● **Work instruction**
Set down the lines of the data exactly, starting at the first and stopping after the line containing "Answer: Pressure (GPa): -0.1.".

● **Supplied information**
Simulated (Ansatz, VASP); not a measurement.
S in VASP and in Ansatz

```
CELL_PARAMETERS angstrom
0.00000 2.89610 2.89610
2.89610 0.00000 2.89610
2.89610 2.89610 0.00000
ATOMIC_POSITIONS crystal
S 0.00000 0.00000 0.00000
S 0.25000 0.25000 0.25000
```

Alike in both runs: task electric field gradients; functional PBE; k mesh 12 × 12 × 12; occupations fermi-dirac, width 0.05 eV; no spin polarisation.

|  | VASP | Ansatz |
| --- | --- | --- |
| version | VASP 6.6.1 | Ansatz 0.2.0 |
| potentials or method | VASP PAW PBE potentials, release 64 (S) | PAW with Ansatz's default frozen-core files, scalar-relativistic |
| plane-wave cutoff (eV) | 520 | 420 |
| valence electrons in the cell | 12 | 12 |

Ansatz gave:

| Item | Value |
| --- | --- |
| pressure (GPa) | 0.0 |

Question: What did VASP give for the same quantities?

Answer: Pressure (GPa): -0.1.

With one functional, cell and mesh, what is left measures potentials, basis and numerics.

● **Worked solution**
Simulated (Ansatz, VASP); not a measurement.
S in VASP and in Ansatz

```
CELL_PARAMETERS angstrom
0.00000 2.89610 2.89610
2.89610 0.00000 2.89610
2.89610 2.89610 0.00000
ATOMIC_POSITIONS crystal
S 0.00000 0.00000 0.00000
S 0.25000 0.25000 0.25000
```

Alike in both runs: task electric field gradients; functional PBE; k mesh 12 × 12 × 12; occupations fermi-dirac, width 0.05 eV; no spin polarisation.

|  | VASP | Ansatz |
| --- | --- | --- |
| version | VASP 6.6.1 | Ansatz 0.2.0 |
| potentials or method | VASP PAW PBE potentials, release 64 (S) | PAW with Ansatz's default frozen-core files, scalar-relativistic |
| plane-wave cutoff (eV) | 520 | 420 |
| valence electrons in the cell | 12 | 12 |

Ansatz gave:

| Item | Value |
| --- | --- |
| pressure (GPa) | 0.0 |

Question: What did VASP give for the same quantities?

Answer: Pressure (GPa): -0.1.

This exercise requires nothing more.